Could you set down exactly the lines of the data below, starting at the one that holds "System: CoO (I4/mmm, 2 atoms in the cell)." and ending at the one that holds "Hardware: 1 thread", both included, and only those?

╭─ ENTRIES PROVIDED

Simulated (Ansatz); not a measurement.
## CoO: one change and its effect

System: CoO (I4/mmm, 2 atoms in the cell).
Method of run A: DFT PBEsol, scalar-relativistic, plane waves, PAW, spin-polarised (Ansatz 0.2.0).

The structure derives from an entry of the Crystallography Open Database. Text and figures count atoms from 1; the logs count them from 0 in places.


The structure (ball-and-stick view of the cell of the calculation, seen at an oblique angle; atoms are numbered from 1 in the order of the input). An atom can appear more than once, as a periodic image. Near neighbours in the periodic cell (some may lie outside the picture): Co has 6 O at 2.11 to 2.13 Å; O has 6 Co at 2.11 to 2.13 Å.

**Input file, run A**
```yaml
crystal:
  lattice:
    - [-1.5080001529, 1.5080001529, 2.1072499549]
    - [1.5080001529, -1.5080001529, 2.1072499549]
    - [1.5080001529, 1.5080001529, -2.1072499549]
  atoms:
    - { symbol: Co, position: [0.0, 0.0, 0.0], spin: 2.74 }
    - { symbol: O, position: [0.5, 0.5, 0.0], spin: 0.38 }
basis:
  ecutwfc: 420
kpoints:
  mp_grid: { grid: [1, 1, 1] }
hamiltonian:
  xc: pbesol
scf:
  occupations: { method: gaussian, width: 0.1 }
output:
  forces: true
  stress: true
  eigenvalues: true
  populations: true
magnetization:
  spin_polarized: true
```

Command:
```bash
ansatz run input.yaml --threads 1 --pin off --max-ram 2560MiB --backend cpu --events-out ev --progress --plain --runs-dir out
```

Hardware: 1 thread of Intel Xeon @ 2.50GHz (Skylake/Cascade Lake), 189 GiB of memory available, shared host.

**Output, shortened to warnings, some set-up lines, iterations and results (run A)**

╰─

### RESULT
System: CoO (I4/mmm, 2 atoms in the cell).
Method of run A: DFT PBEsol, scalar-relativistic, plane waves, PAW, spin-polarised (Ansatz 0.2.0).

The structure derives from an entry of the Crystallography Open Database. Text and figures count atoms from 1; the logs count them from 0 in places.


The structure (ball-and-stick view of the cell of the calculation, seen at an oblique angle; atoms are numbered from 1 in the order of the input). An atom can appear more than once, as a periodic image. Near neighbours in the periodic cell (some may lie outside the picture): Co has 6 O at 2.11 to 2.13 Å; O has 6 Co at 2.11 to 2.13 Å.

**Input file, run A**
```yaml
crystal:
  lattice:
    - [-1.5080001529, 1.5080001529, 2.1072499549]
    - [1.5080001529, -1.5080001529, 2.1072499549]
    - [1.5080001529, 1.5080001529, -2.1072499549]
  atoms:
    - { symbol: Co, position: [0.0, 0.0, 0.0], spin: 2.74 }
    - { symbol: O, position: [0.5, 0.5, 0.0], spin: 0.38 }
basis:
  ecutwfc: 420
kpoints:
  mp_grid: { grid: [1, 1, 1] }
hamiltonian:
  xc: pbesol
scf:
  occupations: { method: gaussian, width: 0.1 }
output:
  forces: true
  stress: true
  eigenvalues: true
  populations: true
magnetization:
  spin_polarized: true
```

Command:
```bash
ansatz run input.yaml --threads 1 --pin off --max-ram 2560MiB --backend cpu --events-out ev --progress --plain --runs-dir out
```

Hardware: 1 thread of Intel Xeon @ 2.50GHz (Skylake/Cascade Lake), 189 GiB of memory available, shared host.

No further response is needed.